WORK REQUEST
Of the lines listed below, return exactly those that run from the line containing "- Rotational constants: A" through the line containing "Question: Which candidate", both included.

EXERCISE DATA
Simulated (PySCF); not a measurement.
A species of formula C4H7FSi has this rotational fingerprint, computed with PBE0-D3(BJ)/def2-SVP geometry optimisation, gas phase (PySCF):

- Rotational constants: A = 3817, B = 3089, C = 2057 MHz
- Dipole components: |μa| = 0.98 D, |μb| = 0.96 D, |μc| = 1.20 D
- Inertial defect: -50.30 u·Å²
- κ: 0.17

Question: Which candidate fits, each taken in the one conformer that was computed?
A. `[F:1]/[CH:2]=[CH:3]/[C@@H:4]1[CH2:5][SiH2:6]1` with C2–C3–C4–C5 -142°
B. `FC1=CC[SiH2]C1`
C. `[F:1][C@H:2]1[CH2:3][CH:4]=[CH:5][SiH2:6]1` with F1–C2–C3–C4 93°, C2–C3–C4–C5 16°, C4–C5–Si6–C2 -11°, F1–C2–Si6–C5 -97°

TASK SOLUTION
- Rotational constants: A = 3817, B = 3089, C = 2057 MHz
- Dipole components: |μa| = 0.98 D, |μb| = 0.96 D, |μc| = 1.20 D
- Inertial defect: -50.30 u·Å²
- κ: 0.17

Question: Which candidate fits, each taken in the one conformer that was computed?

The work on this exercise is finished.